[Record set Boundary: Start]

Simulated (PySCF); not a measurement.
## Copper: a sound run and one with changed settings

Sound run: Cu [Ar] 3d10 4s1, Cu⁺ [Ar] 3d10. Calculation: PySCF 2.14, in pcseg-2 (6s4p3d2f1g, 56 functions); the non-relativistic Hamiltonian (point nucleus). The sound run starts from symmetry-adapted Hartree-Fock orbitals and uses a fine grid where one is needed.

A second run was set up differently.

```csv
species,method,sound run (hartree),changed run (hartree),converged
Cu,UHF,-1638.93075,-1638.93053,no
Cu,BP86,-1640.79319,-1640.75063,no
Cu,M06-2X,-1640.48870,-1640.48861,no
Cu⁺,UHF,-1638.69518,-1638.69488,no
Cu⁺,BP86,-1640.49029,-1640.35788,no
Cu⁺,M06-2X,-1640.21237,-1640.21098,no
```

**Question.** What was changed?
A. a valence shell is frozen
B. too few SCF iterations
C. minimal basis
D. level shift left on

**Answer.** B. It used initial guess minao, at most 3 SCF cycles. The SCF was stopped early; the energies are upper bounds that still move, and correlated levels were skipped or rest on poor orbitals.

[Record set Boundary: End]

▶ Assigned task
If a line falls between the first line of the records and the line containing "## Copper: a", inclusive, repeat it exactly; leave out all others.

▶ Answer section
Simulated (PySCF); not a measurement.
## Copper: a sound run and one with changed settings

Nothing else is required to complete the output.